# [ACTIVITY]
No line of the records may be dropped; print them all again exactly.

# [SUPPLIED RECORDS]

▼

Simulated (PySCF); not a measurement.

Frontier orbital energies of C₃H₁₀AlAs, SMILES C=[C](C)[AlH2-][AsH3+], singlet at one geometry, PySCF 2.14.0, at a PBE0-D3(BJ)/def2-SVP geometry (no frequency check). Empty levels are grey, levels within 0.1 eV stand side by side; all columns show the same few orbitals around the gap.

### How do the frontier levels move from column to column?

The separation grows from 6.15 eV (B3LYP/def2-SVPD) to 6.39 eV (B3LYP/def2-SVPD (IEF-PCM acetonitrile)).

▲

# [PROBLEM SOLUTION]
Simulated (PySCF); not a measurement.

Frontier orbital energies of C₃H₁₀AlAs, SMILES C=[C](C)[AlH2-][AsH3+], singlet at one geometry, PySCF 2.14.0, at a PBE0-D3(BJ)/def2-SVP geometry (no frequency check). Empty levels are grey, levels within 0.1 eV stand side by side; all columns show the same few orbitals around the gap.

### How do the frontier levels move from column to column?

The separation grows from 6.15 eV (B3LYP/def2-SVPD) to 6.39 eV (B3LYP/def2-SVPD (IEF-PCM acetonitrile)).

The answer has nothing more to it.